Extracted data
= Beginning of Section =

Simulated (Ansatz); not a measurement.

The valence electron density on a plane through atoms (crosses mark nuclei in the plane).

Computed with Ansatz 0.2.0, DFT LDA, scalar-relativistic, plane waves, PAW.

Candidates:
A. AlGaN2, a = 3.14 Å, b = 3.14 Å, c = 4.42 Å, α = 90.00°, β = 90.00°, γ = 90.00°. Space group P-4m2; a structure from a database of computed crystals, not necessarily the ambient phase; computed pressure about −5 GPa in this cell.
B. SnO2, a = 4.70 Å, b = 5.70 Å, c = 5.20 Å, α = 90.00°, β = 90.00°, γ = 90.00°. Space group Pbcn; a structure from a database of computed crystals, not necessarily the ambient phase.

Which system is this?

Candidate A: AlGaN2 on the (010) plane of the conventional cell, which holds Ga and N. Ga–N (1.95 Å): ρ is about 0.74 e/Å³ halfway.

= End of Section =

Send back exactly the lines of the listing above starting at the one with "A. AlGaN2, a" and ending at the one with "Which system is this?", inclusive, and no others.

Response box
A. AlGaN2, a = 3.14 Å, b = 3.14 Å, c = 4.42 Å, α = 90.00°, β = 90.00°, γ = 90.00°. Space group P-4m2; a structure from a database of computed crystals, not necessarily the ambient phase; computed pressure about −5 GPa in this cell.
B. SnO2, a = 4.70 Å, b = 5.70 Å, c = 5.20 Å, α = 90.00°, β = 90.00°, γ = 90.00°. Space group Pbcn; a structure from a database of computed crystals, not necessarily the ambient phase.

Which system is this?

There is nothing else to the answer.